*Assigned task*:
Write out the data below exactly, from its first line to the line containing "Give the principal", that line included.

++++++

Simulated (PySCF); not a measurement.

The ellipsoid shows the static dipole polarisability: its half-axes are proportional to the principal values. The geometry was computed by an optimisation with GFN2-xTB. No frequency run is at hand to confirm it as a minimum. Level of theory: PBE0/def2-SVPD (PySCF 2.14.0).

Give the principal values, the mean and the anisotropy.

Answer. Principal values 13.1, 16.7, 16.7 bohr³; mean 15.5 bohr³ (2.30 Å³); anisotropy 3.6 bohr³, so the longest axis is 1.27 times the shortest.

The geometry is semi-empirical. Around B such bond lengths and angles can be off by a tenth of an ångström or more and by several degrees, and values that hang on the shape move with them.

++++++

*Written reply*:
Simulated (PySCF); not a measurement.

The ellipsoid shows the static dipole polarisability: its half-axes are proportional to the principal values. The geometry was computed by an optimisation with GFN2-xTB. No frequency run is at hand to confirm it as a minimum. Level of theory: PBE0/def2-SVPD (PySCF 2.14.0).

Give the principal values, the mean and the anisotropy.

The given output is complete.